_ _ _ _ _

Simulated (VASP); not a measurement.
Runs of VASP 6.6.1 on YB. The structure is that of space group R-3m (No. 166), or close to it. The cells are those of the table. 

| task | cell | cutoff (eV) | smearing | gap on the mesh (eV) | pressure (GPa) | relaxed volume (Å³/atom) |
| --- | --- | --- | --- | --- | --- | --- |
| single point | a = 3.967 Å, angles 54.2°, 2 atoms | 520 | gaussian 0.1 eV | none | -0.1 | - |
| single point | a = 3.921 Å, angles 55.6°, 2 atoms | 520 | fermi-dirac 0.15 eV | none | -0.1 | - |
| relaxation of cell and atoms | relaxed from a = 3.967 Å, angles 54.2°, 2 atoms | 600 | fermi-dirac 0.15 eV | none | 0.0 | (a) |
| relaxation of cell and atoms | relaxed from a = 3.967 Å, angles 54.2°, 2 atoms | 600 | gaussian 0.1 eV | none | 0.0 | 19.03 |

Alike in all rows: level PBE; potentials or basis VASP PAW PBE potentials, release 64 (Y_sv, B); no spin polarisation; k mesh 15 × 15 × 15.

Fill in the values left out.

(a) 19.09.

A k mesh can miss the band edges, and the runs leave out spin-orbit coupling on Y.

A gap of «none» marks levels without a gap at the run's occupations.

_ _ _ _ _

§ **Brief**: From the first line of the records to the line containing "A k mesh can", inclusive, transcribe everything exactly and leave out the rest.

§ **Response box**:
Simulated (VASP); not a measurement.
Runs of VASP 6.6.1 on YB. The structure is that of space group R-3m (No. 166), or close to it. The cells are those of the table. 

| task | cell | cutoff (eV) | smearing | gap on the mesh (eV) | pressure (GPa) | relaxed volume (Å³/atom) |
| --- | --- | --- | --- | --- | --- | --- |
| single point | a = 3.967 Å, angles 54.2°, 2 atoms | 520 | gaussian 0.1 eV | none | -0.1 | - |
| single point | a = 3.921 Å, angles 55.6°, 2 atoms | 520 | fermi-dirac 0.15 eV | none | -0.1 | - |
| relaxation of cell and atoms | relaxed from a = 3.967 Å, angles 54.2°, 2 atoms | 600 | fermi-dirac 0.15 eV | none | 0.0 | (a) |
| relaxation of cell and atoms | relaxed from a = 3.967 Å, angles 54.2°, 2 atoms | 600 | gaussian 0.1 eV | none | 0.0 | 19.03 |

Alike in all rows: level PBE; potentials or basis VASP PAW PBE potentials, release 64 (Y_sv, B); no spin polarisation; k mesh 15 × 15 × 15.

Fill in the values left out.

(a) 19.09.

A k mesh can miss the band edges, and the runs leave out spin-orbit coupling on Y.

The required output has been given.